________________________

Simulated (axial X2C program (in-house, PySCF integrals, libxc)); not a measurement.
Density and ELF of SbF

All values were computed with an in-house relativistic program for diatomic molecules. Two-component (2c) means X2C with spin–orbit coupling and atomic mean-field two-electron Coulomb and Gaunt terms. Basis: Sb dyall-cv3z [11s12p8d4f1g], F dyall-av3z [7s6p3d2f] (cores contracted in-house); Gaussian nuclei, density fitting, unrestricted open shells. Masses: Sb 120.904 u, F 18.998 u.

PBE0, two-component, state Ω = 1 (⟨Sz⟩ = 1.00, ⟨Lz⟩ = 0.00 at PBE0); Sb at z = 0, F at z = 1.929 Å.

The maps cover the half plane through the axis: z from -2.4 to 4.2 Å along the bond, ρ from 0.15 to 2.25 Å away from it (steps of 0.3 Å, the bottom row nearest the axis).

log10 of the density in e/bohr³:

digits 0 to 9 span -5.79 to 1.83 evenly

________________________

* _WORK ORDER_:
Begin at the line above that has "Density and ELF of SbF" and stop after the line that has "log10 of the", copying each line exactly and adding nothing else.

* _YOUR SOLUTION_:
Density and ELF of SbF

All values were computed with an in-house relativistic program for diatomic molecules. Two-component (2c) means X2C with spin–orbit coupling and atomic mean-field two-electron Coulomb and Gaunt terms. Basis: Sb dyall-cv3z [11s12p8d4f1g], F dyall-av3z [7s6p3d2f] (cores contracted in-house); Gaussian nuclei, density fitting, unrestricted open shells. Masses: Sb 120.904 u, F 18.998 u.

PBE0, two-component, state Ω = 1 (⟨Sz⟩ = 1.00, ⟨Lz⟩ = 0.00 at PBE0); Sb at z = 0, F at z = 1.929 Å.

The maps cover the half plane through the axis: z from -2.4 to 4.2 Å along the bond, ρ from 0.15 to 2.25 Å away from it (steps of 0.3 Å, the bottom row nearest the axis).

log10 of the density in e/bohr³:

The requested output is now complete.